====== SUPPLIED DATA ======

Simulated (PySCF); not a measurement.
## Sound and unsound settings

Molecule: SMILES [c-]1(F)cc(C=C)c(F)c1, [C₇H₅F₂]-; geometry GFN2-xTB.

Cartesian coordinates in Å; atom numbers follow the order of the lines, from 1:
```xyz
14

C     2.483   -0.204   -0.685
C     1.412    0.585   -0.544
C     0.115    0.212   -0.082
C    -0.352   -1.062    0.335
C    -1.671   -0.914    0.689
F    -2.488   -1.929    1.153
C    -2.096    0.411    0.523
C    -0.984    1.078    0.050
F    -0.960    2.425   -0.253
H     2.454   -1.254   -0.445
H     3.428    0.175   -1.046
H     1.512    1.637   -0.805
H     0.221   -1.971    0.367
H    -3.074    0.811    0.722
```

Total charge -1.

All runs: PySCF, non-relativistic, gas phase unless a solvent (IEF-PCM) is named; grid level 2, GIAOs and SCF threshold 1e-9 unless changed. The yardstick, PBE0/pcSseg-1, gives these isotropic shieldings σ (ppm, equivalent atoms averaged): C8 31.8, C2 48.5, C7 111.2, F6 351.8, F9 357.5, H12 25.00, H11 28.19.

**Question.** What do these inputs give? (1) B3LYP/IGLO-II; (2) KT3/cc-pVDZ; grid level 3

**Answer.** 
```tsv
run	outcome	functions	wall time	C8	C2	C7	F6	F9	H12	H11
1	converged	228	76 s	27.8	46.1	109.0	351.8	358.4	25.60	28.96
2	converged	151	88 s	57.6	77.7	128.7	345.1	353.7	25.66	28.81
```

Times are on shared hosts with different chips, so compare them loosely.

======

Print exactly the lines above from the one with "Molecule: SMILES [c-]1(F)cc(C=C)c(F)c1, [C₇H₅F₂]-;" to the one with "Total charge -1.", including both.

Molecule: SMILES [c-]1(F)cc(C=C)c(F)c1, [C₇H₅F₂]-; geometry GFN2-xTB.

Cartesian coordinates in Å; atom numbers follow the order of the lines, from 1:
```xyz
14

C     2.483   -0.204   -0.685
C     1.412    0.585   -0.544
C     0.115    0.212   -0.082
C    -0.352   -1.062    0.335
C    -1.671   -0.914    0.689
F    -2.488   -1.929    1.153
C    -2.096    0.411    0.523
C    -0.984    1.078    0.050
F    -0.960    2.425   -0.253
H     2.454   -1.254   -0.445
H     3.428    0.175   -1.046
H     1.512    1.637   -0.805
H     0.221   -1.971    0.367
H    -3.074    0.811    0.722
```

Total charge -1.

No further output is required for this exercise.